• Work request
Beginning with the first line of the data below, set down each line exactly through the line that contains "The runs below".

• Records shown
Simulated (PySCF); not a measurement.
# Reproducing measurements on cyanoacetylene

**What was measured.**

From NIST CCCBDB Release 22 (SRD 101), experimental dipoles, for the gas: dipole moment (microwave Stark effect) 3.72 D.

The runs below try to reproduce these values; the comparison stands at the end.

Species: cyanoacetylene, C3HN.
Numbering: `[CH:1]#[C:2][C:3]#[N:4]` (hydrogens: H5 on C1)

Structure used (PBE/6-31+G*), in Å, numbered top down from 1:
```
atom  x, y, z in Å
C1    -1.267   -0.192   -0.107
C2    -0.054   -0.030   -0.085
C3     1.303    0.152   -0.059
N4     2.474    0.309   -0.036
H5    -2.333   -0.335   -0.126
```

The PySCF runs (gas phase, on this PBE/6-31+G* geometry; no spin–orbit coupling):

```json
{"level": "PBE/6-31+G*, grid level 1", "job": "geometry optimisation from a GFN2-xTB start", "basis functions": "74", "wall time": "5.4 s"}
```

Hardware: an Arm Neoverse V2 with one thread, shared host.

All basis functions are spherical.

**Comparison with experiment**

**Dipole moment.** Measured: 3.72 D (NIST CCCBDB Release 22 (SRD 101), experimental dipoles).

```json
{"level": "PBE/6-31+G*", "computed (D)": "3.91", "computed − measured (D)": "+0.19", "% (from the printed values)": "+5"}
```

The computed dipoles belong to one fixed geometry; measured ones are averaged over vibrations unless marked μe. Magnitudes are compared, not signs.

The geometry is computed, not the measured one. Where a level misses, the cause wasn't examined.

• Reply
Simulated (PySCF); not a measurement.
# Reproducing measurements on cyanoacetylene

**What was measured.**

From NIST CCCBDB Release 22 (SRD 101), experimental dipoles, for the gas: dipole moment (microwave Stark effect) 3.72 D.

The runs below try to reproduce these values; the comparison stands at the end.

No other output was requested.